● ● ● ●
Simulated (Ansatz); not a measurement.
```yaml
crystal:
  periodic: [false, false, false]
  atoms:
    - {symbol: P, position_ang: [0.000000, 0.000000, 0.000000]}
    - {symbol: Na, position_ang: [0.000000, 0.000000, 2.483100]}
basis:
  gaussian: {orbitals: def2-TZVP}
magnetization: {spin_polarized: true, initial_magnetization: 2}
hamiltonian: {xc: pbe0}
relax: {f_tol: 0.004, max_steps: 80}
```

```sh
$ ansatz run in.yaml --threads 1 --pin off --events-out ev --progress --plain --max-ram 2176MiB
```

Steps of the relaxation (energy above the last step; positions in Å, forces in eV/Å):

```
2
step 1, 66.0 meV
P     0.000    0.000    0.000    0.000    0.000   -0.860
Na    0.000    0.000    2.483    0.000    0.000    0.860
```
● ● ● ●

--- Task item ---
The data above should be reproduced in full and exactly.

--- Exercise answer ---
Simulated (Ansatz); not a measurement.
```yaml
crystal:
  periodic: [false, false, false]
  atoms:
    - {symbol: P, position_ang: [0.000000, 0.000000, 0.000000]}
    - {symbol: Na, position_ang: [0.000000, 0.000000, 2.483100]}
basis:
  gaussian: {orbitals: def2-TZVP}
magnetization: {spin_polarized: true, initial_magnetization: 2}
hamiltonian: {xc: pbe0}
relax: {f_tol: 0.004, max_steps: 80}
```

```sh
$ ansatz run in.yaml --threads 1 --pin off --events-out ev --progress --plain --max-ram 2176MiB
```

Steps of the relaxation (energy above the last step; positions in Å, forces in eV/Å):

```
2
step 1, 66.0 meV
P     0.000    0.000    0.000    0.000    0.000   -0.860
Na    0.000    0.000    2.483    0.000    0.000    0.860
```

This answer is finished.